- WORK INSTRUCTION:
Verbatim, and with nothing else, reproduce the data below from its first line through the line containing "POTCAR, in this".

- MATERIAL SHOWN:
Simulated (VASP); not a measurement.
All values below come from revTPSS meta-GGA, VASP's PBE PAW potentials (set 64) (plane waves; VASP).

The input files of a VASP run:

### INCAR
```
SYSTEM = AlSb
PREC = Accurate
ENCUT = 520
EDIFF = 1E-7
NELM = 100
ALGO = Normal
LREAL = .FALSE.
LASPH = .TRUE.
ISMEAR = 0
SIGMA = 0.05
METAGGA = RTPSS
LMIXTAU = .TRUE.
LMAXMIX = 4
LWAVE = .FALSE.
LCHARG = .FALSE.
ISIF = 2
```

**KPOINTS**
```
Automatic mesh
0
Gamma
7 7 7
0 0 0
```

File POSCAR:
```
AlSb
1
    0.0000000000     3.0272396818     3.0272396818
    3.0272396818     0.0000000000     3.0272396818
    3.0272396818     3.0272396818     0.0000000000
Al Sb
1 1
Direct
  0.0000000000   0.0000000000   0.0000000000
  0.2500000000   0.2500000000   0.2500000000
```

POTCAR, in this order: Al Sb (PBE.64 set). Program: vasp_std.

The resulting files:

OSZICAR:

- EXPECTED ANSWER:
Simulated (VASP); not a measurement.
All values below come from revTPSS meta-GGA, VASP's PBE PAW potentials (set 64) (plane waves; VASP).

The input files of a VASP run:

### INCAR
```
SYSTEM = AlSb
PREC = Accurate
ENCUT = 520
EDIFF = 1E-7
NELM = 100
ALGO = Normal
LREAL = .FALSE.
LASPH = .TRUE.
ISMEAR = 0
SIGMA = 0.05
METAGGA = RTPSS
LMIXTAU = .TRUE.
LMAXMIX = 4
LWAVE = .FALSE.
LCHARG = .FALSE.
ISIF = 2
```

**KPOINTS**
```
Automatic mesh
0
Gamma
7 7 7
0 0 0
```

File POSCAR:
```
AlSb
1
    0.0000000000     3.0272396818     3.0272396818
    3.0272396818     0.0000000000     3.0272396818
    3.0272396818     3.0272396818     0.0000000000
Al Sb
1 1
Direct
  0.0000000000   0.0000000000   0.0000000000
  0.2500000000   0.2500000000   0.2500000000
```

POTCAR, in this order: Al Sb (PBE.64 set). Program: vasp_std.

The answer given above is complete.